EXERCISE:
Print the first line of the data below and every one after it, through the line containing "Largest T1 diagnostic", exactly as written.

......

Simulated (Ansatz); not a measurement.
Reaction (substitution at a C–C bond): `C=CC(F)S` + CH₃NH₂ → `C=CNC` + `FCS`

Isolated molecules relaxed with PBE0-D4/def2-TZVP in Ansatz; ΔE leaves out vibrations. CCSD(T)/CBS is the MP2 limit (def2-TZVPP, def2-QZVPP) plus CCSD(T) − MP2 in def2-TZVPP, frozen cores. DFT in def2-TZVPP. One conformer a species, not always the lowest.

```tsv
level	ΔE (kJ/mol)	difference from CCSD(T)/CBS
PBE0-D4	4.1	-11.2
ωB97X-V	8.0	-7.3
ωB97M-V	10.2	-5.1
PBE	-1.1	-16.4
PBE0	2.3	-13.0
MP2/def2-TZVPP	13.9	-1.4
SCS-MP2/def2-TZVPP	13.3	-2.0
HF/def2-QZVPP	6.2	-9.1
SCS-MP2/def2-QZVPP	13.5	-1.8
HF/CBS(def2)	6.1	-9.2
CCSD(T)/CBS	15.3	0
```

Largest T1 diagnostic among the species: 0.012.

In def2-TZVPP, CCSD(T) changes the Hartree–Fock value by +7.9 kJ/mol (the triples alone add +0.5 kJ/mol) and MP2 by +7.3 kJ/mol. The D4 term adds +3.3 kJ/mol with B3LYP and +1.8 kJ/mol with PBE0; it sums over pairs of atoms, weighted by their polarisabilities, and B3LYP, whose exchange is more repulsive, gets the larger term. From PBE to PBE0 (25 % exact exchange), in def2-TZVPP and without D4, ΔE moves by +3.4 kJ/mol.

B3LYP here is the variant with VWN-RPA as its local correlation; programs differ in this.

......

SOLUTION:
Simulated (Ansatz); not a measurement.
Reaction (substitution at a C–C bond): `C=CC(F)S` + CH₃NH₂ → `C=CNC` + `FCS`

Isolated molecules relaxed with PBE0-D4/def2-TZVP in Ansatz; ΔE leaves out vibrations. CCSD(T)/CBS is the MP2 limit (def2-TZVPP, def2-QZVPP) plus CCSD(T) − MP2 in def2-TZVPP, frozen cores. DFT in def2-TZVPP. One conformer a species, not always the lowest.

```tsv
level	ΔE (kJ/mol)	difference from CCSD(T)/CBS
PBE0-D4	4.1	-11.2
ωB97X-V	8.0	-7.3
ωB97M-V	10.2	-5.1
PBE	-1.1	-16.4
PBE0	2.3	-13.0
MP2/def2-TZVPP	13.9	-1.4
SCS-MP2/def2-TZVPP	13.3	-2.0
HF/def2-QZVPP	6.2	-9.1
SCS-MP2/def2-QZVPP	13.5	-1.8
HF/CBS(def2)	6.1	-9.2
CCSD(T)/CBS	15.3	0
```

Largest T1 diagnostic among the species: 0.012.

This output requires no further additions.